'''

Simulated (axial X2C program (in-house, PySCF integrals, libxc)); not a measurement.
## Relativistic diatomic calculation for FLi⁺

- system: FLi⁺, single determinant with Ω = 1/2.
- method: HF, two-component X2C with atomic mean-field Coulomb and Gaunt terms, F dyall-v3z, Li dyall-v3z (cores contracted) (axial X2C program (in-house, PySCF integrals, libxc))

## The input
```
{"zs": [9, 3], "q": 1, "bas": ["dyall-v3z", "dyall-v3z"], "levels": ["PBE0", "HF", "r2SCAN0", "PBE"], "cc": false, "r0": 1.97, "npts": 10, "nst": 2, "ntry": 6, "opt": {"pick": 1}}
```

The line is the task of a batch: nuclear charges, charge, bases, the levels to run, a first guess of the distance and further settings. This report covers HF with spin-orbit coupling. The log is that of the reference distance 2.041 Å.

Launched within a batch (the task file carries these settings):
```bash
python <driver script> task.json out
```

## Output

'''

Output each line of the material above. Nothing should differ from the original.

SOLUTION:
Simulated (axial X2C program (in-house, PySCF integrals, libxc)); not a measurement.
## Relativistic diatomic calculation for FLi⁺

- system: FLi⁺, single determinant with Ω = 1/2.
- method: HF, two-component X2C with atomic mean-field Coulomb and Gaunt terms, F dyall-v3z, Li dyall-v3z (cores contracted) (axial X2C program (in-house, PySCF integrals, libxc))

## The input
```
{"zs": [9, 3], "q": 1, "bas": ["dyall-v3z", "dyall-v3z"], "levels": ["PBE0", "HF", "r2SCAN0", "PBE"], "cc": false, "r0": 1.97, "npts": 10, "nst": 2, "ntry": 6, "opt": {"pick": 1}}
```

The line is the task of a batch: nuclear charges, charge, bases, the levels to run, a first guess of the distance and further settings. This report covers HF with spin-orbit coupling. The log is that of the reference distance 2.041 Å.

Launched within a batch (the task file carries these settings):
```bash
python <driver script> task.json out
```

## Output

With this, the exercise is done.